▶ GIVEN DATA:
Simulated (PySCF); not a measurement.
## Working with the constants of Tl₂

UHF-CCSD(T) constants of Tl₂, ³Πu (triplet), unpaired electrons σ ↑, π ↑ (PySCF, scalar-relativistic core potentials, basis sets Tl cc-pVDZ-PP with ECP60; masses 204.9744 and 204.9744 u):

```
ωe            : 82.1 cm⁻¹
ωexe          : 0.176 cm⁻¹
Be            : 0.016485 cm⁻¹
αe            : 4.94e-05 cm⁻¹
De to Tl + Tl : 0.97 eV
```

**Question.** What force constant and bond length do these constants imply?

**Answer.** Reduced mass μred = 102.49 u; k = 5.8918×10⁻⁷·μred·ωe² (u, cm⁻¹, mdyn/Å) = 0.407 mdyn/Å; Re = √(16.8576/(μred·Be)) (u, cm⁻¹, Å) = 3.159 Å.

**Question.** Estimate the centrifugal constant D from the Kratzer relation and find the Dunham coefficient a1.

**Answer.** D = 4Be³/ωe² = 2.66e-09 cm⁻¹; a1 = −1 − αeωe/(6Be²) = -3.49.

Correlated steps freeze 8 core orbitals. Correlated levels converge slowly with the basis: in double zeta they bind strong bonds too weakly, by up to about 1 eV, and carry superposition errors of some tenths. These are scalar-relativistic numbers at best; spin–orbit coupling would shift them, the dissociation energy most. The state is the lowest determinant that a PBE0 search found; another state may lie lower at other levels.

▶ REQUIREMENT:
Everything from the first line of the data through the line containing "αeωe/(6Be²) = -3.49." should be echoed exactly. Add nothing.

▶ EXERCISE RESULT:
Simulated (PySCF); not a measurement.
## Working with the constants of Tl₂

UHF-CCSD(T) constants of Tl₂, ³Πu (triplet), unpaired electrons σ ↑, π ↑ (PySCF, scalar-relativistic core potentials, basis sets Tl cc-pVDZ-PP with ECP60; masses 204.9744 and 204.9744 u):

```
ωe            : 82.1 cm⁻¹
ωexe          : 0.176 cm⁻¹
Be            : 0.016485 cm⁻¹
αe            : 4.94e-05 cm⁻¹
De to Tl + Tl : 0.97 eV
```

**Question.** What force constant and bond length do these constants imply?

**Answer.** Reduced mass μred = 102.49 u; k = 5.8918×10⁻⁷·μred·ωe² (u, cm⁻¹, mdyn/Å) = 0.407 mdyn/Å; Re = √(16.8576/(μred·Be)) (u, cm⁻¹, Å) = 3.159 Å.

**Question.** Estimate the centrifugal constant D from the Kratzer relation and find the Dunham coefficient a1.

**Answer.** D = 4Be³/ωe² = 2.66e-09 cm⁻¹; a1 = −1 − αeωe/(6Be²) = -3.49.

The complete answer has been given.